Retype verbatim the lines of the listing, from the very first through the line with "Geometry optimised at".

*** Opening of Extracted entries ***
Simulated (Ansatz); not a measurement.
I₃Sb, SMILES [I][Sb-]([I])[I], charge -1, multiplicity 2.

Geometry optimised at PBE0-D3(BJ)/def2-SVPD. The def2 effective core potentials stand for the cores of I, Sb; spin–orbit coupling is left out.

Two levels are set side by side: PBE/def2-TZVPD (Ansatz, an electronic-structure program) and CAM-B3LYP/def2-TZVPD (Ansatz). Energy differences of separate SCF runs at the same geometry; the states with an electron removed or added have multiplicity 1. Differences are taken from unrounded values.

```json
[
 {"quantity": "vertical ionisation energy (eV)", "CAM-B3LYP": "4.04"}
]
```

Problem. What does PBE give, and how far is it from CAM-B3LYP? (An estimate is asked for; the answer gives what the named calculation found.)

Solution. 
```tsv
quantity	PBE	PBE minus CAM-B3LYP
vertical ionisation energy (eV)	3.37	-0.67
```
*** Close of Extracted entries ***

Answer space:
Simulated (Ansatz); not a measurement.
I₃Sb, SMILES [I][Sb-]([I])[I], charge -1, multiplicity 2.

Geometry optimised at PBE0-D3(BJ)/def2-SVPD. The def2 effective core potentials stand for the cores of I, Sb; spin–orbit coupling is left out.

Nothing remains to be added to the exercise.